-- Opening Marker --
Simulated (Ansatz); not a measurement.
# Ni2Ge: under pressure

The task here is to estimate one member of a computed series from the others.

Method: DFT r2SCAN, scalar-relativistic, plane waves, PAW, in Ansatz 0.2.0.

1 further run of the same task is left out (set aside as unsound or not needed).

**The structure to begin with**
-- Closing Marker --

EXERCISE> Your answer should be the material, retyped exactly as written.

EXERCISE RESPONSE>
Simulated (Ansatz); not a measurement.
# Ni2Ge: under pressure

The task here is to estimate one member of a computed series from the others.

Method: DFT r2SCAN, scalar-relativistic, plane waves, PAW, in Ansatz 0.2.0.

1 further run of the same task is left out (set aside as unsound or not needed).

**The structure to begin with**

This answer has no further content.